Dataset extract:
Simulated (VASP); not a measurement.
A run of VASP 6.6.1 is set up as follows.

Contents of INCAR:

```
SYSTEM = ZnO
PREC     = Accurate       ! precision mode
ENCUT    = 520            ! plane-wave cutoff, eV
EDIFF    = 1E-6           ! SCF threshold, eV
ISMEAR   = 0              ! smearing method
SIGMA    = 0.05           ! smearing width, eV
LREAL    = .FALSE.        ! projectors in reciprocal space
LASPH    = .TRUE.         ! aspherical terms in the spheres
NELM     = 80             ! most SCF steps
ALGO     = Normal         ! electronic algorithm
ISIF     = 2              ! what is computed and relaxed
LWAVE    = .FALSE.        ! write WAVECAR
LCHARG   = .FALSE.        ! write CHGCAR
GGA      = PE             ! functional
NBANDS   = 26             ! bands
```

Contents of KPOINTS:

Action item:
Output the entire listing exactly, including each line.

Task solution:
Simulated (VASP); not a measurement.
A run of VASP 6.6.1 is set up as follows.

Contents of INCAR:

```
SYSTEM = ZnO
PREC     = Accurate       ! precision mode
ENCUT    = 520            ! plane-wave cutoff, eV
EDIFF    = 1E-6           ! SCF threshold, eV
ISMEAR   = 0              ! smearing method
SIGMA    = 0.05           ! smearing width, eV
LREAL    = .FALSE.        ! projectors in reciprocal space
LASPH    = .TRUE.         ! aspherical terms in the spheres
NELM     = 80             ! most SCF steps
ALGO     = Normal         ! electronic algorithm
ISIF     = 2              ! what is computed and relaxed
LWAVE    = .FALSE.        ! write WAVECAR
LCHARG   = .FALSE.        ! write CHGCAR
GGA      = PE             ! functional
NBANDS   = 26             ! bands
```

Contents of KPOINTS:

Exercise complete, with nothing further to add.